**Exercise**
Look through the listing below and write out exactly the lines from the line with "Computed with PySCF" to the line with "## Step 2: Nuclear shieldings: 500 fs", both included, and no others.

----- Source information -----

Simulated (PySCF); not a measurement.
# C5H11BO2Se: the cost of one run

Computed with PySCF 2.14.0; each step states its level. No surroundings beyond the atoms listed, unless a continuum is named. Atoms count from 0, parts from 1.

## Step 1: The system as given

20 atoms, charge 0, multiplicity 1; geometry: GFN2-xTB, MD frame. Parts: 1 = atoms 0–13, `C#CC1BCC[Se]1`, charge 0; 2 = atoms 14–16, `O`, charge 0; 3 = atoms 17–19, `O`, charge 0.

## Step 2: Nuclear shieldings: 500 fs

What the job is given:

-----

**Exercise result**
Computed with PySCF 2.14.0; each step states its level. No surroundings beyond the atoms listed, unless a continuum is named. Atoms count from 0, parts from 1.

## Step 1: The system as given

20 atoms, charge 0, multiplicity 1; geometry: GFN2-xTB, MD frame. Parts: 1 = atoms 0–13, `C#CC1BCC[Se]1`, charge 0; 2 = atoms 14–16, `O`, charge 0; 3 = atoms 17–19, `O`, charge 0.

## Step 2: Nuclear shieldings: 500 fs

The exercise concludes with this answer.